*MATERIAL SHOWN:*
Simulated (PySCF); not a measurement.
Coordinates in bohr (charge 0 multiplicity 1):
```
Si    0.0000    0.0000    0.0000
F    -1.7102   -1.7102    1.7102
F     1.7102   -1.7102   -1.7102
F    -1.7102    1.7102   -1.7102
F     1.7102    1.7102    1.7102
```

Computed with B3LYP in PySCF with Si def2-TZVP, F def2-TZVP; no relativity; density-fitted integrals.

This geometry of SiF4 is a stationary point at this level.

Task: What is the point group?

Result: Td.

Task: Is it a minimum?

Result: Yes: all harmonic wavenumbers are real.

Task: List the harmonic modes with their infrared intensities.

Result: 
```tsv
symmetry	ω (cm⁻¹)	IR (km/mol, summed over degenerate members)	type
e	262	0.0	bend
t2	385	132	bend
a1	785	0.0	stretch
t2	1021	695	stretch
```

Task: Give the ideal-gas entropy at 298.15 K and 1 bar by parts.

*EXERCISE:* Repeat each entry above, matching every line exactly.

*TASK RESPONSE:*
Simulated (PySCF); not a measurement.
Coordinates in bohr (charge 0 multiplicity 1):
```
Si    0.0000    0.0000    0.0000
F    -1.7102   -1.7102    1.7102
F     1.7102   -1.7102   -1.7102
F    -1.7102    1.7102   -1.7102
F     1.7102    1.7102    1.7102
```

Computed with B3LYP in PySCF with Si def2-TZVP, F def2-TZVP; no relativity; density-fitted integrals.

This geometry of SiF4 is a stationary point at this level.

Task: What is the point group?

Result: Td.

Task: Is it a minimum?

Result: Yes: all harmonic wavenumbers are real.

Task: List the harmonic modes with their infrared intensities.

Result: 
```tsv
symmetry	ω (cm⁻¹)	IR (km/mol, summed over degenerate members)	type
e	262	0.0	bend
t2	385	132	bend
a1	785	0.0	stretch
t2	1021	695	stretch
```

Task: Give the ideal-gas entropy at 298.15 K and 1 bar by parts.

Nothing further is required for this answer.